## WORK INSTRUCTION
First find the line with "# Te (Fm-3m)" in the entries below, then set down exactly every line through the line with "### 1 The cell of the first run", that line included.

## DATASET ENTRIES
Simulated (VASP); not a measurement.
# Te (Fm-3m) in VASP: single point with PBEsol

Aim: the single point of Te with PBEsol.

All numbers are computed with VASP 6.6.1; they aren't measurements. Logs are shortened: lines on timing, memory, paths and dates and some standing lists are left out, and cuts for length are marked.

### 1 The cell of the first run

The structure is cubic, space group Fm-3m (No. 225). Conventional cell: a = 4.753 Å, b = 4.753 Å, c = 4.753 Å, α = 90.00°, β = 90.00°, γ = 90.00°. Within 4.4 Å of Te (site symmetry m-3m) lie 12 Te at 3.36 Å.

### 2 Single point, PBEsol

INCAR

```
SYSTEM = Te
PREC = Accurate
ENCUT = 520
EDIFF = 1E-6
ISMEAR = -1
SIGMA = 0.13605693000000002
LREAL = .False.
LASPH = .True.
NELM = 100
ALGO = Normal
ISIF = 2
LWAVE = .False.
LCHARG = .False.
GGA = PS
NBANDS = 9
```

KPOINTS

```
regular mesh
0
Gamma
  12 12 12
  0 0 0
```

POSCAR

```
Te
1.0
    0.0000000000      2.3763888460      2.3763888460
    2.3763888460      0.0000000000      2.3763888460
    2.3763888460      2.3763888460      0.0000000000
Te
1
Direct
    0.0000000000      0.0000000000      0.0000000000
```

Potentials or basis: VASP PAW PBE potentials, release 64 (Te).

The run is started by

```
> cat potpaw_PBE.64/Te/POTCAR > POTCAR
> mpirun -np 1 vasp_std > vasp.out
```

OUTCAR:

## RESPONSE
# Te (Fm-3m) in VASP: single point with PBEsol

Aim: the single point of Te with PBEsol.

All numbers are computed with VASP 6.6.1; they aren't measurements. Logs are shortened: lines on timing, memory, paths and dates and some standing lists are left out, and cuts for length are marked.

### 1 The cell of the first run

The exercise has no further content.